** DATASET EXTRACT **
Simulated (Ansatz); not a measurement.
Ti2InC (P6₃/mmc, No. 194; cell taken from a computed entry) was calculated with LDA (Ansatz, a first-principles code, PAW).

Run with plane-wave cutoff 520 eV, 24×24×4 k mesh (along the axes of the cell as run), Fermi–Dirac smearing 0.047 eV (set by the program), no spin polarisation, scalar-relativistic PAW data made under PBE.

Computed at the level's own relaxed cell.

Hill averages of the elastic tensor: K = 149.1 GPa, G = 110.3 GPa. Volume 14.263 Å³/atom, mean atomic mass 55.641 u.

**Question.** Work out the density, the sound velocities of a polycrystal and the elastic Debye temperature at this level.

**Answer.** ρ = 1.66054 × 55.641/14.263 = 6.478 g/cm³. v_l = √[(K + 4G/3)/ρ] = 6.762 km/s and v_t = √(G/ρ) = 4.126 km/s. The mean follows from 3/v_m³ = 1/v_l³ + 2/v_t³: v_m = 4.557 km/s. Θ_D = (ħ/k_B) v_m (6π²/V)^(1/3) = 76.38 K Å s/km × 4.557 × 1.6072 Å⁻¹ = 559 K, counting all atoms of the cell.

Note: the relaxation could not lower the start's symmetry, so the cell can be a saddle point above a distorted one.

** EXERCISE **
Everything starting at the line containing "Ti2InC (P6₃/mmc, No." and ending at the line containing "Computed at the level's own relaxed cell." in the records above should be repeated exactly, and only that.

** WRITTEN REPLY **
Ti2InC (P6₃/mmc, No. 194; cell taken from a computed entry) was calculated with LDA (Ansatz, a first-principles code, PAW).

Run with plane-wave cutoff 520 eV, 24×24×4 k mesh (along the axes of the cell as run), Fermi–Dirac smearing 0.047 eV (set by the program), no spin polarisation, scalar-relativistic PAW data made under PBE.

Computed at the level's own relaxed cell.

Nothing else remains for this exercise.